..............................

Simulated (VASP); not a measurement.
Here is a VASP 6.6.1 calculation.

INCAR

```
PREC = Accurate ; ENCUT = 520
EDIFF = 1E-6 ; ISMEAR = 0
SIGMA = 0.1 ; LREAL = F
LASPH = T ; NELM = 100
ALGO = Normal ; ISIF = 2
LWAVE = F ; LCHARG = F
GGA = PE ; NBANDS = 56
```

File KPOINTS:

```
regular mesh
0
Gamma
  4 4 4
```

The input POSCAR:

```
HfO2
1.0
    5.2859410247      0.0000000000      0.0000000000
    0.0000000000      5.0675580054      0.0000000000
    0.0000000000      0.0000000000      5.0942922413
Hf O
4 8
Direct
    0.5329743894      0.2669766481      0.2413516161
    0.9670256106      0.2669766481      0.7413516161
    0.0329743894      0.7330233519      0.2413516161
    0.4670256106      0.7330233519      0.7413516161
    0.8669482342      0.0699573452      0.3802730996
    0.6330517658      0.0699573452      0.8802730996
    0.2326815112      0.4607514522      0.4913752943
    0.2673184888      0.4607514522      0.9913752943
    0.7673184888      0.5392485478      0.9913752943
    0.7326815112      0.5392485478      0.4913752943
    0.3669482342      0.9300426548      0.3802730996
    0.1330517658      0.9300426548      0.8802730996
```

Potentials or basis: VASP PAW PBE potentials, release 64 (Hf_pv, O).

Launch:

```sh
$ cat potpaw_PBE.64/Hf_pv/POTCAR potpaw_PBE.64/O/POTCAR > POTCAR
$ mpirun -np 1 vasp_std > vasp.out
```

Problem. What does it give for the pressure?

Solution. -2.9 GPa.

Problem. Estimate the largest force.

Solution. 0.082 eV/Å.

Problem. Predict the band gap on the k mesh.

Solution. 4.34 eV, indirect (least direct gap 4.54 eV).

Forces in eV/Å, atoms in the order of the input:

..............................

Requirement: Please output the lines of the listing above that fall in the stretch from the one with "Solution. 0.082 eV/Å." through the one with "Solution. 4.34 eV, indirect", exactly and only those.

Task answer:
Solution. 0.082 eV/Å.

Problem. Predict the band gap on the k mesh.

Solution. 4.34 eV, indirect (least direct gap 4.54 eV).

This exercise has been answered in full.